** Opening LISTED RECORDS block **

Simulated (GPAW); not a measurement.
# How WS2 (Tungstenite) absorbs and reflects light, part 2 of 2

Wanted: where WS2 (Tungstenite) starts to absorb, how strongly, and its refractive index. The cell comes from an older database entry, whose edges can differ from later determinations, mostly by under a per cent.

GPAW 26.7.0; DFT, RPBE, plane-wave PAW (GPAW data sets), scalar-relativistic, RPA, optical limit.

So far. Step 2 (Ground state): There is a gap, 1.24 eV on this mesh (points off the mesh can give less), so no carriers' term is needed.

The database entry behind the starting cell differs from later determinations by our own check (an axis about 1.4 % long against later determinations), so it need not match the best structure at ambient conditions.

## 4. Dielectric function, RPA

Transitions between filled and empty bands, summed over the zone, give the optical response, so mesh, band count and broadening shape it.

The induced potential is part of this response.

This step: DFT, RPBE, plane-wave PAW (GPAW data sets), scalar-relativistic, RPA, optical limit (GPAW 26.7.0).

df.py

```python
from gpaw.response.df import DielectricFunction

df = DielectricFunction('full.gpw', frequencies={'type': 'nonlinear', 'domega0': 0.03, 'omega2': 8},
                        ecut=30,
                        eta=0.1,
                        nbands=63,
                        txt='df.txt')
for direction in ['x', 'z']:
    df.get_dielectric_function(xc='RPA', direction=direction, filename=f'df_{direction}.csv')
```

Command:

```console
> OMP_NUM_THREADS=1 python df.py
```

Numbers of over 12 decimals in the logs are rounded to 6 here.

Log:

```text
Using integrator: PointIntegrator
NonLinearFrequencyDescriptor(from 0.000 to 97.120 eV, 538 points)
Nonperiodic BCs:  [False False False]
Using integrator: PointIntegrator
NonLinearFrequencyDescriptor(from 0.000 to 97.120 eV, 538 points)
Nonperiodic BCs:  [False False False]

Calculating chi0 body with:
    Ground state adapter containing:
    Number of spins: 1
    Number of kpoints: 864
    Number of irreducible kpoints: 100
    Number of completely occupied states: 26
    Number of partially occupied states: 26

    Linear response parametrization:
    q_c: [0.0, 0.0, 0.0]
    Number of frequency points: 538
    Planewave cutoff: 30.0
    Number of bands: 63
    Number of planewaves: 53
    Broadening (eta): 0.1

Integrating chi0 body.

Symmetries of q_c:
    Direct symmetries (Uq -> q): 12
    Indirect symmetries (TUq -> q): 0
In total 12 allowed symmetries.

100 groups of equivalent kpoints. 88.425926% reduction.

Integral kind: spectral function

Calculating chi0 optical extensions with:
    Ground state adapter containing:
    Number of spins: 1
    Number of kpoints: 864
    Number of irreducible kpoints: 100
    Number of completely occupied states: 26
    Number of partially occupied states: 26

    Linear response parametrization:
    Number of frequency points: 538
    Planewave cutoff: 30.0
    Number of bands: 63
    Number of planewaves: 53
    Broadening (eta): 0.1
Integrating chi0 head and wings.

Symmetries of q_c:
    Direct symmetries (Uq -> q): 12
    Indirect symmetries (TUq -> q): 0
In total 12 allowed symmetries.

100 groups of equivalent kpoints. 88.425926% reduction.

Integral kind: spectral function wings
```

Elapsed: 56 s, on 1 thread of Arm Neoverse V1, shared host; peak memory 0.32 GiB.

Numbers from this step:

** Closing LISTED RECORDS block **

→ ASSIGNMENT: Restate the listing exactly, starting at its first line and ending at the line where "# How WS2 (Tungstenite)" occurs; include both and no other lines.

→ RESPONSE BOX:
Simulated (GPAW); not a measurement.
# How WS2 (Tungstenite) absorbs and reflects light, part 2 of 2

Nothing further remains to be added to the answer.